+++ Dataset +++

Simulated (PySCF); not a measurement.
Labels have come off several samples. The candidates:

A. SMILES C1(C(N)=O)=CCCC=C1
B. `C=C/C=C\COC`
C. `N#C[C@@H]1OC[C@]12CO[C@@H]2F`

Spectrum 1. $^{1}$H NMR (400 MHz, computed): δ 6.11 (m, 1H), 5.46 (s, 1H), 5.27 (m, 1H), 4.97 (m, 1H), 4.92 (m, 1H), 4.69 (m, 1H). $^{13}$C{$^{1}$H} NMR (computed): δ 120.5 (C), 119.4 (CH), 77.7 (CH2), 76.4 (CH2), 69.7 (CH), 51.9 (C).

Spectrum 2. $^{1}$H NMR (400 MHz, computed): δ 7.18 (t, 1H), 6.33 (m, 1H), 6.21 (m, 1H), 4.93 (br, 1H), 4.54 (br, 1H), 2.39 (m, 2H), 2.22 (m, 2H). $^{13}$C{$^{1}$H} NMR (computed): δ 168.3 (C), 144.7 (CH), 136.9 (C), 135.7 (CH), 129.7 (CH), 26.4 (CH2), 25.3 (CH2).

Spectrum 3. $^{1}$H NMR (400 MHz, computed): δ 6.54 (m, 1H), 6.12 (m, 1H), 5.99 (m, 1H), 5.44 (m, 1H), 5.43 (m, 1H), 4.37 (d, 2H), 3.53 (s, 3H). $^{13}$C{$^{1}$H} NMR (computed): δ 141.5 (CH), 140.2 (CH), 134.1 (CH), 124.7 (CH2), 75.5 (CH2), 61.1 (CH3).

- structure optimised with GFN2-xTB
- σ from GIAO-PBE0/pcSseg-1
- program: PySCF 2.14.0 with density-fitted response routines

+++

### Exercise
The material is to be written out again in full, with no word altered.

### Response area
Simulated (PySCF); not a measurement.
Labels have come off several samples. The candidates:

A. SMILES C1(C(N)=O)=CCCC=C1
B. `C=C/C=C\COC`
C. `N#C[C@@H]1OC[C@]12CO[C@@H]2F`

Spectrum 1. $^{1}$H NMR (400 MHz, computed): δ 6.11 (m, 1H), 5.46 (s, 1H), 5.27 (m, 1H), 4.97 (m, 1H), 4.92 (m, 1H), 4.69 (m, 1H). $^{13}$C{$^{1}$H} NMR (computed): δ 120.5 (C), 119.4 (CH), 77.7 (CH2), 76.4 (CH2), 69.7 (CH), 51.9 (C).

Spectrum 2. $^{1}$H NMR (400 MHz, computed): δ 7.18 (t, 1H), 6.33 (m, 1H), 6.21 (m, 1H), 4.93 (br, 1H), 4.54 (br, 1H), 2.39 (m, 2H), 2.22 (m, 2H). $^{13}$C{$^{1}$H} NMR (computed): δ 168.3 (C), 144.7 (CH), 136.9 (C), 135.7 (CH), 129.7 (CH), 26.4 (CH2), 25.3 (CH2).

Spectrum 3. $^{1}$H NMR (400 MHz, computed): δ 6.54 (m, 1H), 6.12 (m, 1H), 5.99 (m, 1H), 5.44 (m, 1H), 5.43 (m, 1H), 4.37 (d, 2H), 3.53 (s, 3H). $^{13}$C{$^{1}$H} NMR (computed): δ 141.5 (CH), 140.2 (CH), 134.1 (CH), 124.7 (CH2), 75.5 (CH2), 61.1 (CH3).

- structure optimised with GFN2-xTB
- σ from GIAO-PBE0/pcSseg-1
- program: PySCF 2.14.0 with density-fitted response routines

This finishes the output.